(Data supplied):
•••••

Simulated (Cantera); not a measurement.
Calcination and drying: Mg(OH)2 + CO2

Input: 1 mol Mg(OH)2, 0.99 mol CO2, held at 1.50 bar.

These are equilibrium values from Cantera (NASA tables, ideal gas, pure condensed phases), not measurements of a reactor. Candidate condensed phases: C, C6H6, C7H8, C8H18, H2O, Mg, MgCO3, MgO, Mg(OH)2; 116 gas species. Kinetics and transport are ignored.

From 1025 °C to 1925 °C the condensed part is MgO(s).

•••••

(Brief): All entries are to be output exactly as they stand.

(Worked solution):
Simulated (Cantera); not a measurement.
Calcination and drying: Mg(OH)2 + CO2

Input: 1 mol Mg(OH)2, 0.99 mol CO2, held at 1.50 bar.

These are equilibrium values from Cantera (NASA tables, ideal gas, pure condensed phases), not measurements of a reactor. Candidate condensed phases: C, C6H6, C7H8, C8H18, H2O, Mg, MgCO3, MgO, Mg(OH)2; 116 gas species. Kinetics and transport are ignored.

From 1025 °C to 1925 °C the condensed part is MgO(s).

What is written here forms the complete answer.